**MATERIAL SUPPLIED**
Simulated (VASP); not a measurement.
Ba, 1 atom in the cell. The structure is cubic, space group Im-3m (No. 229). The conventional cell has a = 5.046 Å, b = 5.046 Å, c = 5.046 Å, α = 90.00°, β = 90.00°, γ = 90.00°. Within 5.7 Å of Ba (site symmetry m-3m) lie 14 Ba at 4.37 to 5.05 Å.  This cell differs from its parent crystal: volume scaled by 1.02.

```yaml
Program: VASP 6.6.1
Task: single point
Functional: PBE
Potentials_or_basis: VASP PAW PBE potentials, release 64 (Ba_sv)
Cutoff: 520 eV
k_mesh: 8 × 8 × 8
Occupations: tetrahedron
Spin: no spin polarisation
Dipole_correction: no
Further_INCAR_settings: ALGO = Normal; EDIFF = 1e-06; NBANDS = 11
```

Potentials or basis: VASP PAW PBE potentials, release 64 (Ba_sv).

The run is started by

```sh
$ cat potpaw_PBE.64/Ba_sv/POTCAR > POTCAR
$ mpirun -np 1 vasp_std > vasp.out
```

**ACTION ITEM**
Set down the whole listing exactly.

**TASK ANSWER**
Simulated (VASP); not a measurement.
Ba, 1 atom in the cell. The structure is cubic, space group Im-3m (No. 229). The conventional cell has a = 5.046 Å, b = 5.046 Å, c = 5.046 Å, α = 90.00°, β = 90.00°, γ = 90.00°. Within 5.7 Å of Ba (site symmetry m-3m) lie 14 Ba at 4.37 to 5.05 Å.  This cell differs from its parent crystal: volume scaled by 1.02.

```yaml
Program: VASP 6.6.1
Task: single point
Functional: PBE
Potentials_or_basis: VASP PAW PBE potentials, release 64 (Ba_sv)
Cutoff: 520 eV
k_mesh: 8 × 8 × 8
Occupations: tetrahedron
Spin: no spin polarisation
Dipole_correction: no
Further_INCAR_settings: ALGO = Normal; EDIFF = 1e-06; NBANDS = 11
```

Potentials or basis: VASP PAW PBE potentials, release 64 (Ba_sv).

The run is started by

```sh
$ cat potpaw_PBE.64/Ba_sv/POTCAR > POTCAR
$ mpirun -np 1 vasp_std > vasp.out
```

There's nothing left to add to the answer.